Extracted information >>
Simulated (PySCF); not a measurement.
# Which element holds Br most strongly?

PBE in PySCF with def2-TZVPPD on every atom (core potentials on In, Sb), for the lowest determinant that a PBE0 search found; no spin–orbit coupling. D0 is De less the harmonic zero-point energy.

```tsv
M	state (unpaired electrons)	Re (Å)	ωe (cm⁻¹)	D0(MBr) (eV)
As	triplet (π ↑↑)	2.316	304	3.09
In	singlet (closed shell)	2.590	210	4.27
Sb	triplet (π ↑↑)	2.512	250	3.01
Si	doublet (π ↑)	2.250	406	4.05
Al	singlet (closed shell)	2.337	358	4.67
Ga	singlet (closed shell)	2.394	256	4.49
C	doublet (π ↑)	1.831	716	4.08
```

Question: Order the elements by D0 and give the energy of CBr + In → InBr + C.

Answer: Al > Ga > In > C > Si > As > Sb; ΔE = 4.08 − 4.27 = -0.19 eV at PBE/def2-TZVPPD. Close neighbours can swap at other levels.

Activity >> Reproduce the lines of the entries above from the one with "PBE in PySCF" to the one with "Question: Order the", both included, exactly and without any other line.

Task response >>
PBE in PySCF with def2-TZVPPD on every atom (core potentials on In, Sb), for the lowest determinant that a PBE0 search found; no spin–orbit coupling. D0 is De less the harmonic zero-point energy.

```tsv
M	state (unpaired electrons)	Re (Å)	ωe (cm⁻¹)	D0(MBr) (eV)
As	triplet (π ↑↑)	2.316	304	3.09
In	singlet (closed shell)	2.590	210	4.27
Sb	triplet (π ↑↑)	2.512	250	3.01
Si	doublet (π ↑)	2.250	406	4.05
Al	singlet (closed shell)	2.337	358	4.67
Ga	singlet (closed shell)	2.394	256	4.49
C	doublet (π ↑)	1.831	716	4.08
```

Question: Order the elements by D0 and give the energy of CBr + In → InBr + C.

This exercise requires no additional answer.